#### Required action
Every entry must be output exactly as it was written.

##### Data extracts
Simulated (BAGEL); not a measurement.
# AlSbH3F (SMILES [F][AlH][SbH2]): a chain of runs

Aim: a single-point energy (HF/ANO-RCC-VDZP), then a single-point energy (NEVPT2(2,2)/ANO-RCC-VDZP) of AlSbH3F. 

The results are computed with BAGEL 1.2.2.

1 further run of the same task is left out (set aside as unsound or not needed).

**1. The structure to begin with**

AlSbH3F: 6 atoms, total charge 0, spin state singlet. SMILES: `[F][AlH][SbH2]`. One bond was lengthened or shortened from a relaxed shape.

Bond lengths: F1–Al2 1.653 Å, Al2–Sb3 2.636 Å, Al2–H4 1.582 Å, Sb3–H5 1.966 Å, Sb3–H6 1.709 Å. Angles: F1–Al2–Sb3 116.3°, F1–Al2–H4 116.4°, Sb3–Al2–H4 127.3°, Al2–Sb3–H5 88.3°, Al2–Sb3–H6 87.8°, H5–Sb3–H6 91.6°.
##########

#### Reply
Simulated (BAGEL); not a measurement.
# AlSbH3F (SMILES [F][AlH][SbH2]): a chain of runs

Aim: a single-point energy (HF/ANO-RCC-VDZP), then a single-point energy (NEVPT2(2,2)/ANO-RCC-VDZP) of AlSbH3F. 

The results are computed with BAGEL 1.2.2.

1 further run of the same task is left out (set aside as unsound or not needed).

**1. The structure to begin with**

AlSbH3F: 6 atoms, total charge 0, spin state singlet. SMILES: `[F][AlH][SbH2]`. One bond was lengthened or shortened from a relaxed shape.

Bond lengths: F1–Al2 1.653 Å, Al2–Sb3 2.636 Å, Al2–H4 1.582 Å, Sb3–H5 1.966 Å, Sb3–H6 1.709 Å. Angles: F1–Al2–Sb3 116.3°, F1–Al2–H4 116.4°, Sb3–Al2–H4 127.3°, Al2–Sb3–H5 88.3°, Al2–Sb3–H6 87.8°, H5–Sb3–H6 91.6°.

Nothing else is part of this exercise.